## ASSIGNMENT
The first line of the data below and every line after it, through the one with "Result: A, NaF from 0.048 to 0.0048 mol/kgw", must be transcribed without change.

## EXCERPTED DATA
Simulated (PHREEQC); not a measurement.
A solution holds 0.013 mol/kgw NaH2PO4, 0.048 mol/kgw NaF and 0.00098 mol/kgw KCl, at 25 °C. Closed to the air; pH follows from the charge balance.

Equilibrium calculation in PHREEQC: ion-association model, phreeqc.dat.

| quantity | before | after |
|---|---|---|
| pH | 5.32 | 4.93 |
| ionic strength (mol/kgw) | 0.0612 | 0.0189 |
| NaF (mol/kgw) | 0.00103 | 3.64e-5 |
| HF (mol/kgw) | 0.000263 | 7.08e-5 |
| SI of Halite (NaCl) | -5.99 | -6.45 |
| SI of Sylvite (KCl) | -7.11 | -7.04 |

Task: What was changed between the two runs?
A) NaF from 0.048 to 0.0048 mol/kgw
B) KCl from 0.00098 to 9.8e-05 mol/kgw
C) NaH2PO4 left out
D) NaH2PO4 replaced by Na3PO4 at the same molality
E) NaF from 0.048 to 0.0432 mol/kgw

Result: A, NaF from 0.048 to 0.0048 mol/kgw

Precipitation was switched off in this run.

## WRITTEN RESPONSE
Simulated (PHREEQC); not a measurement.
A solution holds 0.013 mol/kgw NaH2PO4, 0.048 mol/kgw NaF and 0.00098 mol/kgw KCl, at 25 °C. Closed to the air; pH follows from the charge balance.

Equilibrium calculation in PHREEQC: ion-association model, phreeqc.dat.

| quantity | before | after |
|---|---|---|
| pH | 5.32 | 4.93 |
| ionic strength (mol/kgw) | 0.0612 | 0.0189 |
| NaF (mol/kgw) | 0.00103 | 3.64e-5 |
| HF (mol/kgw) | 0.000263 | 7.08e-5 |
| SI of Halite (NaCl) | -5.99 | -6.45 |
| SI of Sylvite (KCl) | -7.11 | -7.04 |

Task: What was changed between the two runs?
A) NaF from 0.048 to 0.0048 mol/kgw
B) KCl from 0.00098 to 9.8e-05 mol/kgw
C) NaH2PO4 left out
D) NaH2PO4 replaced by Na3PO4 at the same molality
E) NaF from 0.048 to 0.0432 mol/kgw

Result: A, NaF from 0.048 to 0.0048 mol/kgw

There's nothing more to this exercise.